**Material supplied**

BEGIN

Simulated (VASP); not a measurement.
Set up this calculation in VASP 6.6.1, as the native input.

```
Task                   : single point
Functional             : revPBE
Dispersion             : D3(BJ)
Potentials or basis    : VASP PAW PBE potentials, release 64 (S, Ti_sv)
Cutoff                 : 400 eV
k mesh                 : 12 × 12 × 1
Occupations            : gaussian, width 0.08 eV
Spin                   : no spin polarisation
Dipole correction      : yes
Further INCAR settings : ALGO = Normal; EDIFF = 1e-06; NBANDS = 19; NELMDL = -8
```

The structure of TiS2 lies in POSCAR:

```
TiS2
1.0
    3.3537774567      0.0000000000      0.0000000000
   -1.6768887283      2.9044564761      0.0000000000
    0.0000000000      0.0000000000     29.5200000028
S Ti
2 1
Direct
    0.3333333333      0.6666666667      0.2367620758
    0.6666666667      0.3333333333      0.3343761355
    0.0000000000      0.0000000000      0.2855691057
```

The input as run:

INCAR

END

**Requirement**
Restate each line of the records above without any deviation.

**Response area**
Simulated (VASP); not a measurement.
Set up this calculation in VASP 6.6.1, as the native input.

```
Task                   : single point
Functional             : revPBE
Dispersion             : D3(BJ)
Potentials or basis    : VASP PAW PBE potentials, release 64 (S, Ti_sv)
Cutoff                 : 400 eV
k mesh                 : 12 × 12 × 1
Occupations            : gaussian, width 0.08 eV
Spin                   : no spin polarisation
Dipole correction      : yes
Further INCAR settings : ALGO = Normal; EDIFF = 1e-06; NBANDS = 19; NELMDL = -8
```

The structure of TiS2 lies in POSCAR:

```
TiS2
1.0
    3.3537774567      0.0000000000      0.0000000000
   -1.6768887283      2.9044564761      0.0000000000
    0.0000000000      0.0000000000     29.5200000028
S Ti
2 1
Direct
    0.3333333333      0.6666666667      0.2367620758
    0.6666666667      0.3333333333      0.3343761355
    0.0000000000      0.0000000000      0.2855691057
```

The input as run:

INCAR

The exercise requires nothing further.